## [ASSIGNED TASK]
Your reply should be the following data, copied exactly.

## [EXTRACTED INFORMATION]
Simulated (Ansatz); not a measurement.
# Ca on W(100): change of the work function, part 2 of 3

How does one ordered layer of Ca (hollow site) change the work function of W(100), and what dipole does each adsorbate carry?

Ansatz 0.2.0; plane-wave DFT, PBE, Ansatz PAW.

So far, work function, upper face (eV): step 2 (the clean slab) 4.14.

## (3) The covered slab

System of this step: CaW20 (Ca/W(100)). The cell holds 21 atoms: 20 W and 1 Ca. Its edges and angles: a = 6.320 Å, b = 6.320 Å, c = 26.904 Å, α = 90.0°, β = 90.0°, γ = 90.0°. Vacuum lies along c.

## [WRITTEN RESPONSE]
Simulated (Ansatz); not a measurement.
# Ca on W(100): change of the work function, part 2 of 3

How does one ordered layer of Ca (hollow site) change the work function of W(100), and what dipole does each adsorbate carry?

Ansatz 0.2.0; plane-wave DFT, PBE, Ansatz PAW.

So far, work function, upper face (eV): step 2 (the clean slab) 4.14.

## (3) The covered slab

System of this step: CaW20 (Ca/W(100)). The cell holds 21 atoms: 20 W and 1 Ca. Its edges and angles: a = 6.320 Å, b = 6.320 Å, c = 26.904 Å, α = 90.0°, β = 90.0°, γ = 90.0°. Vacuum lies along c.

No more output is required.